Requirement:
Starting at the line that contains "These are results" in the listing below, write out every line word for word until you have written the line that contains "### Is this".

+++ Supplied information +++

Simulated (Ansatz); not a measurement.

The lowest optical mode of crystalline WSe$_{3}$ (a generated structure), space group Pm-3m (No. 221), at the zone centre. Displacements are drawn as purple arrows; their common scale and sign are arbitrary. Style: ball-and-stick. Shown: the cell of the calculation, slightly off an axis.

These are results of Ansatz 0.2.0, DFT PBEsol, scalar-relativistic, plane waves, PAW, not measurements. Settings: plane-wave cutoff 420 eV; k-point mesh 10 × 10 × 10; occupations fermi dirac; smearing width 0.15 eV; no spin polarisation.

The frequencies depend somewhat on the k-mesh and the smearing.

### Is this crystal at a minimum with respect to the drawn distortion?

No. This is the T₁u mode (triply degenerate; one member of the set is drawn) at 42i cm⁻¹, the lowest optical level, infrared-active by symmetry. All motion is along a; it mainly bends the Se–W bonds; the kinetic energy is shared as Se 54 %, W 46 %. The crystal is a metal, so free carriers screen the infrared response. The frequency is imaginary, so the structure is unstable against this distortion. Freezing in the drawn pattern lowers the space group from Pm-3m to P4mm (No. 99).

+++

Answer box:
These are results of Ansatz 0.2.0, DFT PBEsol, scalar-relativistic, plane waves, PAW, not measurements. Settings: plane-wave cutoff 420 eV; k-point mesh 10 × 10 × 10; occupations fermi dirac; smearing width 0.15 eV; no spin polarisation.

The frequencies depend somewhat on the k-mesh and the smearing.

### Is this crystal at a minimum with respect to the drawn distortion?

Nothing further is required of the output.